▶ [ACTIVITY]
Even the shortest line counts, so transcribe all the data exactly.

▶ [RAW DATA]
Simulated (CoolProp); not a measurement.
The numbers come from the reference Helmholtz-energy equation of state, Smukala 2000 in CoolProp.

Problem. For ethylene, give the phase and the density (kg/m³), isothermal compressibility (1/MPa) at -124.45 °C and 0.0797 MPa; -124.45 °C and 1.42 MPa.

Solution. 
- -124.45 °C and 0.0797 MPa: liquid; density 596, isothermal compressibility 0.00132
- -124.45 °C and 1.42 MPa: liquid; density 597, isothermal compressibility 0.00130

▶ [YOUR RESPONSE]
Simulated (CoolProp); not a measurement.
The numbers come from the reference Helmholtz-energy equation of state, Smukala 2000 in CoolProp.

Problem. For ethylene, give the phase and the density (kg/m³), isothermal compressibility (1/MPa) at -124.45 °C and 0.0797 MPa; -124.45 °C and 1.42 MPa.

Solution. 
- -124.45 °C and 0.0797 MPa: liquid; density 596, isothermal compressibility 0.00132
- -124.45 °C and 1.42 MPa: liquid; density 597, isothermal compressibility 0.00130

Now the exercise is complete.